(Work order)
From the entries below, copy exactly the lines from the one that contains "Mulliken | ESP fit |" through the one that contains "0.30 | 0.18 |", both included, and only those.

(Entries shown)
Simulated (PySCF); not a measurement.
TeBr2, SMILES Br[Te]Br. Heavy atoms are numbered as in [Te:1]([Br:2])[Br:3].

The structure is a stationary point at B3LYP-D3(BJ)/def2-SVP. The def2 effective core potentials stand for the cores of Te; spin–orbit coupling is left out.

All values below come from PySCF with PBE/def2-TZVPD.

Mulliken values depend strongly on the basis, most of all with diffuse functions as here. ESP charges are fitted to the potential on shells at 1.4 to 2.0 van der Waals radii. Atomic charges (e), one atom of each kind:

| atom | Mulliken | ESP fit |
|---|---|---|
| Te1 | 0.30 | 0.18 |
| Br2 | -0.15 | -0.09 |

(Task answer)
| atom | Mulliken | ESP fit |
|---|---|---|
| Te1 | 0.30 | 0.18 |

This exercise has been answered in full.